Data provided:

▽

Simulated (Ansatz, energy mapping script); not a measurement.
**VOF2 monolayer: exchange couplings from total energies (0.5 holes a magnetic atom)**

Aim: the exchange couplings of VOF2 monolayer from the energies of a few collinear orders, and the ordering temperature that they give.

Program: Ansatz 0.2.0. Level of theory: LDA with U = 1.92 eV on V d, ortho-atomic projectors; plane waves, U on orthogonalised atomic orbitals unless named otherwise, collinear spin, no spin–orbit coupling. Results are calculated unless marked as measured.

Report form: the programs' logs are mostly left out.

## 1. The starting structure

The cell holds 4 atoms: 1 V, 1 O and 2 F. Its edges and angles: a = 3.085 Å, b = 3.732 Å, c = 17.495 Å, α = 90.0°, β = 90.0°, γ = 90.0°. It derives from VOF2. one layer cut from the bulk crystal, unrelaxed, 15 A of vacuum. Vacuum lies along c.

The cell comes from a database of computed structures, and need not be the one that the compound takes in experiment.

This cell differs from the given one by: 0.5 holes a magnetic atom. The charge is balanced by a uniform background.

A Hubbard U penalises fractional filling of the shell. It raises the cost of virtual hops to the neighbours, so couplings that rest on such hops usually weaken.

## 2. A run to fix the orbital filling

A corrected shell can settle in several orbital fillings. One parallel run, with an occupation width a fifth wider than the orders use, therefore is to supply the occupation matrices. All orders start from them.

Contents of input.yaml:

△

Work task: Taking the line with "A Hubbard U" as the first and the line with "A corrected shell" as the last, retype that stretch of the data above exactly, with no other lines.

Answer space:
A Hubbard U penalises fractional filling of the shell. It raises the cost of virtual hops to the neighbours, so couplings that rest on such hops usually weaken.

## 2. A run to fix the orbital filling

A corrected shell can settle in several orbital fillings. One parallel run, with an occupation width a fifth wider than the orders use, therefore is to supply the occupation matrices. All orders start from them.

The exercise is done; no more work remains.